> [Required action] Going from the top of the data below, give again each line through the one containing "The cell is", both ends kept.

================================

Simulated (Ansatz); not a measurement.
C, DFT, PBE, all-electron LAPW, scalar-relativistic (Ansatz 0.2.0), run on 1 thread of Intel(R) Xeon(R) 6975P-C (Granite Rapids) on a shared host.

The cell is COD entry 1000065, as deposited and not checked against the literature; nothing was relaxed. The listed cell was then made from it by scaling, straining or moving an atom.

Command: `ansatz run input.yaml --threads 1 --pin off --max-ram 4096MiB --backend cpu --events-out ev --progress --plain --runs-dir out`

================================

> [Result]
Simulated (Ansatz); not a measurement.
C, DFT, PBE, all-electron LAPW, scalar-relativistic (Ansatz 0.2.0), run on 1 thread of Intel(R) Xeon(R) 6975P-C (Granite Rapids) on a shared host.

The cell is COD entry 1000065, as deposited and not checked against the literature; nothing was relaxed. The listed cell was then made from it by scaling, straining or moving an atom.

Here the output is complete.